■ **WORK INSTRUCTION**
Copy out all of the data that follows, exactly as it appears.

■ **STUDY MATERIAL**
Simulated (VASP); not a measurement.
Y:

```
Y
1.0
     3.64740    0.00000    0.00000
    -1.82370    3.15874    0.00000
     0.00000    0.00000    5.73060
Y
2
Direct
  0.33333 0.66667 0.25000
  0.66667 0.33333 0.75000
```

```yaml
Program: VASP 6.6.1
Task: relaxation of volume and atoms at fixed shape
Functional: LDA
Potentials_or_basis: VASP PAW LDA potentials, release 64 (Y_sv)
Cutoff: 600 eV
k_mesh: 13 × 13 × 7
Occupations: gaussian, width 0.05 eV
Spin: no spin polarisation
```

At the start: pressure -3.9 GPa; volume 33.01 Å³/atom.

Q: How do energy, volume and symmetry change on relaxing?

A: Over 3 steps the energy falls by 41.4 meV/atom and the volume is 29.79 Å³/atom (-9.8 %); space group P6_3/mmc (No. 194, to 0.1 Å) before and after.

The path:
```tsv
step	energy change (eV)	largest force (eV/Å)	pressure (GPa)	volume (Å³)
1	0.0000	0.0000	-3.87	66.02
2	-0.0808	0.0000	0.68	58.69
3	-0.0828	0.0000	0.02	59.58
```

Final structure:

■ **TASK ANSWER**
Simulated (VASP); not a measurement.
Y:

```
Y
1.0
     3.64740    0.00000    0.00000
    -1.82370    3.15874    0.00000
     0.00000    0.00000    5.73060
Y
2
Direct
  0.33333 0.66667 0.25000
  0.66667 0.33333 0.75000
```

```yaml
Program: VASP 6.6.1
Task: relaxation of volume and atoms at fixed shape
Functional: LDA
Potentials_or_basis: VASP PAW LDA potentials, release 64 (Y_sv)
Cutoff: 600 eV
k_mesh: 13 × 13 × 7
Occupations: gaussian, width 0.05 eV
Spin: no spin polarisation
```

At the start: pressure -3.9 GPa; volume 33.01 Å³/atom.

Q: How do energy, volume and symmetry change on relaxing?

A: Over 3 steps the energy falls by 41.4 meV/atom and the volume is 29.79 Å³/atom (-9.8 %); space group P6_3/mmc (No. 194, to 0.1 Å) before and after.

The path:
```tsv
step	energy change (eV)	largest force (eV/Å)	pressure (GPa)	volume (Å³)
1	0.0000	0.0000	-3.87	66.02
2	-0.0808	0.0000	0.68	58.69
3	-0.0828	0.0000	0.02	59.58
```

Final structure:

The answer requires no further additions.